# Exercise
Please reproduce the entries that follow, keeping each word intact.

- - - -
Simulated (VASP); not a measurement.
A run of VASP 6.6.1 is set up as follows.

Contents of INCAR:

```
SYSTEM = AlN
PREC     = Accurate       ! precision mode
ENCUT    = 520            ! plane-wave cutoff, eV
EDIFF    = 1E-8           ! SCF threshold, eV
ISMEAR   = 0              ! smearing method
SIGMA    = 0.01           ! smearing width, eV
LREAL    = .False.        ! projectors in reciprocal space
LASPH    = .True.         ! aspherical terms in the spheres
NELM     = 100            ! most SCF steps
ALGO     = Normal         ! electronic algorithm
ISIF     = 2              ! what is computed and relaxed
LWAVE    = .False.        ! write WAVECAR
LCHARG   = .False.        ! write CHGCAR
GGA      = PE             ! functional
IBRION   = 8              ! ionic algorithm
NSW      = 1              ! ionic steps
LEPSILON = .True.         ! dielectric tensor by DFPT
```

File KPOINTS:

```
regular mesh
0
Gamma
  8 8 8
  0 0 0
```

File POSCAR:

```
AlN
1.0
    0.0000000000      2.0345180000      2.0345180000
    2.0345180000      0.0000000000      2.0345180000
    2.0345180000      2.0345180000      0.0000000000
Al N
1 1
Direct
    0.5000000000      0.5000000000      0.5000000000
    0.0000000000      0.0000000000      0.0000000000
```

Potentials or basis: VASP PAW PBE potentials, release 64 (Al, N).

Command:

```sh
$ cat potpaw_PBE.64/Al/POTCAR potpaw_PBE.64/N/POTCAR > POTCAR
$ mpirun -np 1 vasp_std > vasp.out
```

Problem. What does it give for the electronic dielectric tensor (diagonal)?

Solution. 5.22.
- - - -

# Solution
Simulated (VASP); not a measurement.
A run of VASP 6.6.1 is set up as follows.

Contents of INCAR:

```
SYSTEM = AlN
PREC     = Accurate       ! precision mode
ENCUT    = 520            ! plane-wave cutoff, eV
EDIFF    = 1E-8           ! SCF threshold, eV
ISMEAR   = 0              ! smearing method
SIGMA    = 0.01           ! smearing width, eV
LREAL    = .False.        ! projectors in reciprocal space
LASPH    = .True.         ! aspherical terms in the spheres
NELM     = 100            ! most SCF steps
ALGO     = Normal         ! electronic algorithm
ISIF     = 2              ! what is computed and relaxed
LWAVE    = .False.        ! write WAVECAR
LCHARG   = .False.        ! write CHGCAR
GGA      = PE             ! functional
IBRION   = 8              ! ionic algorithm
NSW      = 1              ! ionic steps
LEPSILON = .True.         ! dielectric tensor by DFPT
```

File KPOINTS:

```
regular mesh
0
Gamma
  8 8 8
  0 0 0
```

File POSCAR:

```
AlN
1.0
    0.0000000000      2.0345180000      2.0345180000
    2.0345180000      0.0000000000      2.0345180000
    2.0345180000      2.0345180000      0.0000000000
Al N
1 1
Direct
    0.5000000000      0.5000000000      0.5000000000
    0.0000000000      0.0000000000      0.0000000000
```

Potentials or basis: VASP PAW PBE potentials, release 64 (Al, N).

Command:

```sh
$ cat potpaw_PBE.64/Al/POTCAR potpaw_PBE.64/N/POTCAR > POTCAR
$ mpirun -np 1 vasp_std > vasp.out
```

Problem. What does it give for the electronic dielectric tensor (diagonal)?

Solution. 5.22.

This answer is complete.